______
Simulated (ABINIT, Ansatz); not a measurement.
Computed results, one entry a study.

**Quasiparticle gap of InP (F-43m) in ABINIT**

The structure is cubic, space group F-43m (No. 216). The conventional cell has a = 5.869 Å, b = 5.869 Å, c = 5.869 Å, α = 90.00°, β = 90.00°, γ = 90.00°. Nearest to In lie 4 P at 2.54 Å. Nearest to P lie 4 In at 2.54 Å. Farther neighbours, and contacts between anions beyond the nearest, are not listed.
______

Transcribe all of the data, keeping every line identical.

Simulated (ABINIT, Ansatz); not a measurement.
Computed results, one entry a study.

**Quasiparticle gap of InP (F-43m) in ABINIT**

The structure is cubic, space group F-43m (No. 216). The conventional cell has a = 5.869 Å, b = 5.869 Å, c = 5.869 Å, α = 90.00°, β = 90.00°, γ = 90.00°. Nearest to In lie 4 P at 2.54 Å. Nearest to P lie 4 In at 2.54 Å. Farther neighbours, and contacts between anions beyond the nearest, are not listed.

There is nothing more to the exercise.